### Exercise
Please retype the material beneath this task exactly, starting with its first line and finishing with the line containing "each orbital's density.".

┌─ Given information

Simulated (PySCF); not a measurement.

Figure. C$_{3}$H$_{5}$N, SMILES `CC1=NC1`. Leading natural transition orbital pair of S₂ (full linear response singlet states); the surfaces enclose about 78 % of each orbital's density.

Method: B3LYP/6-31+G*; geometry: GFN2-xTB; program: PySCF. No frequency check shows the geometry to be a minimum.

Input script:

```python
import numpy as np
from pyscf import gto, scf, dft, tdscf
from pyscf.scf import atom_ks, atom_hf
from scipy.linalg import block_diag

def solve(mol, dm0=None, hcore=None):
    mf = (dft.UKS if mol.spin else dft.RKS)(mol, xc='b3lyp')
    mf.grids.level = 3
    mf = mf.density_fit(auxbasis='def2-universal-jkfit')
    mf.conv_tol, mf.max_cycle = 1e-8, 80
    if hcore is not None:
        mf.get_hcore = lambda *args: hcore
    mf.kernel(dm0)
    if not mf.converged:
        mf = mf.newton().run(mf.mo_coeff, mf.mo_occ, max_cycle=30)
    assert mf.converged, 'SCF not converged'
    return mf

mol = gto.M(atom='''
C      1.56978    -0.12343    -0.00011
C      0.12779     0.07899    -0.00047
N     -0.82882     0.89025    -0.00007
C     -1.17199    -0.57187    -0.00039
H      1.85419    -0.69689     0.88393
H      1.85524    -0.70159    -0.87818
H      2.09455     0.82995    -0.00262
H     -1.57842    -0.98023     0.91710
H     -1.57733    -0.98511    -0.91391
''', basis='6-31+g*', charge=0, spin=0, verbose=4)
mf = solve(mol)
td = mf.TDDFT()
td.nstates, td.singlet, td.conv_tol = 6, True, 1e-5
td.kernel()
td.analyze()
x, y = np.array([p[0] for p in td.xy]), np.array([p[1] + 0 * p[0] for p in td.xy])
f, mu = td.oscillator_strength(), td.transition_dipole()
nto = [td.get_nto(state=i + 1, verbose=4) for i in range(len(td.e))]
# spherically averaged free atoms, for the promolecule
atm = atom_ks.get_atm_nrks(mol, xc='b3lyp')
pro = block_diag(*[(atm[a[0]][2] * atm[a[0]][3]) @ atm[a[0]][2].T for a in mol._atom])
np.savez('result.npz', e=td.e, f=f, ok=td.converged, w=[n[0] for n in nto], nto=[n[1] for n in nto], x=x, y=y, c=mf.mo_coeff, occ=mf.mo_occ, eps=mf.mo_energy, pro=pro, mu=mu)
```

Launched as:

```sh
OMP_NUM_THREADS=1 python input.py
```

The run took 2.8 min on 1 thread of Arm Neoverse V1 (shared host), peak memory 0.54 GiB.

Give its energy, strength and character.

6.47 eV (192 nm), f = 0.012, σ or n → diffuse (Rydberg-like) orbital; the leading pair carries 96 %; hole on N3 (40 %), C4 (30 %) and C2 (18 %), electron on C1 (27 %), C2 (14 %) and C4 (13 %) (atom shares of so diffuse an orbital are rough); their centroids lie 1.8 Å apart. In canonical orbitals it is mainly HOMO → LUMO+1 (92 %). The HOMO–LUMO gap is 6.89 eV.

└─

### Answer space
Simulated (PySCF); not a measurement.

Figure. C$_{3}$H$_{5}$N, SMILES `CC1=NC1`. Leading natural transition orbital pair of S₂ (full linear response singlet states); the surfaces enclose about 78 % of each orbital's density.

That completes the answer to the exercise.